## Work item
Each record must be retyped in full. No character may differ.

## Records shown
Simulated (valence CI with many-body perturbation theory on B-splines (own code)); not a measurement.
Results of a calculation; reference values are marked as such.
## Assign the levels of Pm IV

## Your response
Simulated (valence CI with many-body perturbation theory on B-splines (own code)); not a measurement.
Results of a calculation; reference values are marked as such.
## Assign the levels of Pm IV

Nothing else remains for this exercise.